◆ Task item: Would you print the whole listing again, word for word?

◆ Extracted material:
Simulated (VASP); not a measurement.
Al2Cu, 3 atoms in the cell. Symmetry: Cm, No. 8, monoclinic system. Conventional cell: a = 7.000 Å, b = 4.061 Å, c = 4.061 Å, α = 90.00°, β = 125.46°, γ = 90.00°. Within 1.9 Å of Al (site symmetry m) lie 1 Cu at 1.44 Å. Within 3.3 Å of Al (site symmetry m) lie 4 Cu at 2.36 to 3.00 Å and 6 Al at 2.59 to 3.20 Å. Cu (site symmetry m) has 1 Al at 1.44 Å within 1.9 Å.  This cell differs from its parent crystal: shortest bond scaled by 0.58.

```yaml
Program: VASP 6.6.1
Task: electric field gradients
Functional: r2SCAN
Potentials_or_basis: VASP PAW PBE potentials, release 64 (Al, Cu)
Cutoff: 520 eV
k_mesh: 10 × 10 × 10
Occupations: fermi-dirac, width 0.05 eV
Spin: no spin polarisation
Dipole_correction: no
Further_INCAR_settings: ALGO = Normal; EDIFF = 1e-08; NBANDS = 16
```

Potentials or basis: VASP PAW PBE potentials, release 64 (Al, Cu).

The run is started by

◆ Exercise output:
Simulated (VASP); not a measurement.
Al2Cu, 3 atoms in the cell. Symmetry: Cm, No. 8, monoclinic system. Conventional cell: a = 7.000 Å, b = 4.061 Å, c = 4.061 Å, α = 90.00°, β = 125.46°, γ = 90.00°. Within 1.9 Å of Al (site symmetry m) lie 1 Cu at 1.44 Å. Within 3.3 Å of Al (site symmetry m) lie 4 Cu at 2.36 to 3.00 Å and 6 Al at 2.59 to 3.20 Å. Cu (site symmetry m) has 1 Al at 1.44 Å within 1.9 Å.  This cell differs from its parent crystal: shortest bond scaled by 0.58.

```yaml
Program: VASP 6.6.1
Task: electric field gradients
Functional: r2SCAN
Potentials_or_basis: VASP PAW PBE potentials, release 64 (Al, Cu)
Cutoff: 520 eV
k_mesh: 10 × 10 × 10
Occupations: fermi-dirac, width 0.05 eV
Spin: no spin polarisation
Dipole_correction: no
Further_INCAR_settings: ALGO = Normal; EDIFF = 1e-08; NBANDS = 16
```

Potentials or basis: VASP PAW PBE potentials, release 64 (Al, Cu).

The run is started by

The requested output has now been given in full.